* Exercise data:
-=-=-=-=-
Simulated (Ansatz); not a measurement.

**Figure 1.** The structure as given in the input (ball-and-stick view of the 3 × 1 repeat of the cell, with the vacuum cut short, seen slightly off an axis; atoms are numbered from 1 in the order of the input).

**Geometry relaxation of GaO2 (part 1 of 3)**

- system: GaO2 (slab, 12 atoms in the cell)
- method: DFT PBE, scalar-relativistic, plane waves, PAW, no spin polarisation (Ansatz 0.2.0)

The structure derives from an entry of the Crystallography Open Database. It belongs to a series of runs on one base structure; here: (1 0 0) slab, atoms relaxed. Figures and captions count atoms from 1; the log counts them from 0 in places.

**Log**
-=-=-=-=-

* Required action: With the first line of the records as the start and the line holding "- method: DFT" as the end, please copy exactly those lines and no others.

* Task answer:
Simulated (Ansatz); not a measurement.

**Figure 1.** The structure as given in the input (ball-and-stick view of the 3 × 1 repeat of the cell, with the vacuum cut short, seen slightly off an axis; atoms are numbered from 1 in the order of the input).

**Geometry relaxation of GaO2 (part 1 of 3)**

- system: GaO2 (slab, 12 atoms in the cell)
- method: DFT PBE, scalar-relativistic, plane waves, PAW, no spin polarisation (Ansatz 0.2.0)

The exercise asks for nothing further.